WORK REQUEST → Only the lines from the beginning of the data below through the line containing "The structure derives" belong in the response, each copied exactly.

STUDY MATERIAL →
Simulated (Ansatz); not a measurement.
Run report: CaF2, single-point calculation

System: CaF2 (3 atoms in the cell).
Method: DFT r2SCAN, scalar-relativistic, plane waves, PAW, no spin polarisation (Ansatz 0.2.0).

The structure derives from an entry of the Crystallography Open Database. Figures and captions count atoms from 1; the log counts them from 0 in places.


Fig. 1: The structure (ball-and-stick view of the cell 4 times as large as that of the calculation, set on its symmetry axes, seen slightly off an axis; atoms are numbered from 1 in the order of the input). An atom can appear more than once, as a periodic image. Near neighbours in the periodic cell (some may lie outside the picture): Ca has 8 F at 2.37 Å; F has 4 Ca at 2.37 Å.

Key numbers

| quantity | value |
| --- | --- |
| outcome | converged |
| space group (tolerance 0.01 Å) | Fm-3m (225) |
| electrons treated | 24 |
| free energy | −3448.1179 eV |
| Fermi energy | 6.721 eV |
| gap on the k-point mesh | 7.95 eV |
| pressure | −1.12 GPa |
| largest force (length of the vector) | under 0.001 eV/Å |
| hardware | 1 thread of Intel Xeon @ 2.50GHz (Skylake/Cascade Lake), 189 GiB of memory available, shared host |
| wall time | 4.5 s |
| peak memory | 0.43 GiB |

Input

RESPONSE AREA →
Simulated (Ansatz); not a measurement.
Run report: CaF2, single-point calculation

System: CaF2 (3 atoms in the cell).
Method: DFT r2SCAN, scalar-relativistic, plane waves, PAW, no spin polarisation (Ansatz 0.2.0).

The structure derives from an entry of the Crystallography Open Database. Figures and captions count atoms from 1; the log counts them from 0 in places.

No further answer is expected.